> DATA UNDER STUDY
+ + +

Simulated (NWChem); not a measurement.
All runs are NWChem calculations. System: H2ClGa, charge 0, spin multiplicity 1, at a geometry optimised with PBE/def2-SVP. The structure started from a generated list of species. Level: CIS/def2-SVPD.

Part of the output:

+ + +

> WORK INSTRUCTION
Return nothing but the lines from the top of the records above through the line that has "All runs are". Keep each one exact.

> EXERCISE SOLUTION
Simulated (NWChem); not a measurement.
All runs are NWChem calculations. System: H2ClGa, charge 0, spin multiplicity 1, at a geometry optimised with PBE/def2-SVP. The structure started from a generated list of species. Level: CIS/def2-SVPD.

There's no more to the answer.